• [ASSIGNED TASK]:
Once you have read the entries, copy all of them exactly.

• [RECORDS SUPPLIED]:
--------------------------------------------------

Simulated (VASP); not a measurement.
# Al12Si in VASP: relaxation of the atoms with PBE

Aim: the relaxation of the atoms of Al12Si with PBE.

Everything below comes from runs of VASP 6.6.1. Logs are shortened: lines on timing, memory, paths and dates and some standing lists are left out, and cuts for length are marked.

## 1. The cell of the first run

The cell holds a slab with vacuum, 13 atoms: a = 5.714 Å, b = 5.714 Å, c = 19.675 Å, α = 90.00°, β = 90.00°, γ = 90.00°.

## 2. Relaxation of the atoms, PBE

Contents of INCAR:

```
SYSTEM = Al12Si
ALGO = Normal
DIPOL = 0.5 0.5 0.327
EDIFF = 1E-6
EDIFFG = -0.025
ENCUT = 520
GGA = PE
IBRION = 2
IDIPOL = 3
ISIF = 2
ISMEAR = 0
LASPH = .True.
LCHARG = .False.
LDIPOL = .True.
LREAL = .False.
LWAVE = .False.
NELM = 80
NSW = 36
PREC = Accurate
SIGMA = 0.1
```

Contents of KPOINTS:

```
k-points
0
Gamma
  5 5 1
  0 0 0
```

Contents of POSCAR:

--------------------------------------------------

• [TASK SOLUTION]:
Simulated (VASP); not a measurement.
# Al12Si in VASP: relaxation of the atoms with PBE

Aim: the relaxation of the atoms of Al12Si with PBE.

Everything below comes from runs of VASP 6.6.1. Logs are shortened: lines on timing, memory, paths and dates and some standing lists are left out, and cuts for length are marked.

## 1. The cell of the first run

The cell holds a slab with vacuum, 13 atoms: a = 5.714 Å, b = 5.714 Å, c = 19.675 Å, α = 90.00°, β = 90.00°, γ = 90.00°.

## 2. Relaxation of the atoms, PBE

Contents of INCAR:

```
SYSTEM = Al12Si
ALGO = Normal
DIPOL = 0.5 0.5 0.327
EDIFF = 1E-6
EDIFFG = -0.025
ENCUT = 520
GGA = PE
IBRION = 2
IDIPOL = 3
ISIF = 2
ISMEAR = 0
LASPH = .True.
LCHARG = .False.
LDIPOL = .True.
LREAL = .False.
LWAVE = .False.
NELM = 80
NSW = 36
PREC = Accurate
SIGMA = 0.1
```

Contents of KPOINTS:

```
k-points
0
Gamma
  5 5 1
  0 0 0
```

Contents of POSCAR:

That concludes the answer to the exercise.